---*---

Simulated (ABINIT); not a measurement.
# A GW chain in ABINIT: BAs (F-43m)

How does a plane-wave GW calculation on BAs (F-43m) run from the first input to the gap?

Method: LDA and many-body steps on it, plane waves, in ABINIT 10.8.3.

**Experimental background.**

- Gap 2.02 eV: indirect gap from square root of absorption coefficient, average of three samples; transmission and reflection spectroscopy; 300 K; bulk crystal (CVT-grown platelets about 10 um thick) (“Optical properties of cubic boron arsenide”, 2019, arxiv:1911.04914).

---*---

Each line above needs to be returned exactly as it is.

__SOLUTION__:
Simulated (ABINIT); not a measurement.
# A GW chain in ABINIT: BAs (F-43m)

How does a plane-wave GW calculation on BAs (F-43m) run from the first input to the gap?

Method: LDA and many-body steps on it, plane waves, in ABINIT 10.8.3.

**Experimental background.**

- Gap 2.02 eV: indirect gap from square root of absorption coefficient, average of three samples; transmission and reflection spectroscopy; 300 K; bulk crystal (CVT-grown platelets about 10 um thick) (“Optical properties of cubic boron arsenide”, 2019, arxiv:1911.04914).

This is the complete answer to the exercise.